* **WORK ITEM**: Could you restate the whole listing word for word?

* **RAW DATA**:
┌──

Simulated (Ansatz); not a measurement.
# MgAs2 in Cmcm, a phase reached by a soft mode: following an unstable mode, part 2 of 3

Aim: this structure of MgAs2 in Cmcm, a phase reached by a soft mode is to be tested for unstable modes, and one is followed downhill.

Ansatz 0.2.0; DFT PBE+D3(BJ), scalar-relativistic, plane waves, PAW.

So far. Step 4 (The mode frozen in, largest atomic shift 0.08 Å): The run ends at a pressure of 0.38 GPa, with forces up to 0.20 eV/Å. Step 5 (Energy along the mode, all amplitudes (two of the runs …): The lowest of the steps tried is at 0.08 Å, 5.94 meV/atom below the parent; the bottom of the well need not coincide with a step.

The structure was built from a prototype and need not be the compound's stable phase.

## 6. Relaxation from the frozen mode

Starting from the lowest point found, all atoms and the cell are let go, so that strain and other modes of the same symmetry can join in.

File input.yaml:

└──

* **SOLUTION**:
Simulated (Ansatz); not a measurement.
# MgAs2 in Cmcm, a phase reached by a soft mode: following an unstable mode, part 2 of 3

Aim: this structure of MgAs2 in Cmcm, a phase reached by a soft mode is to be tested for unstable modes, and one is followed downhill.

Ansatz 0.2.0; DFT PBE+D3(BJ), scalar-relativistic, plane waves, PAW.

So far. Step 4 (The mode frozen in, largest atomic shift 0.08 Å): The run ends at a pressure of 0.38 GPa, with forces up to 0.20 eV/Å. Step 5 (Energy along the mode, all amplitudes (two of the runs …): The lowest of the steps tried is at 0.08 Å, 5.94 meV/atom below the parent; the bottom of the well need not coincide with a step.

The structure was built from a prototype and need not be the compound's stable phase.

## 6. Relaxation from the frozen mode

Starting from the lowest point found, all atoms and the cell are let go, so that strain and other modes of the same symmetry can join in.

File input.yaml:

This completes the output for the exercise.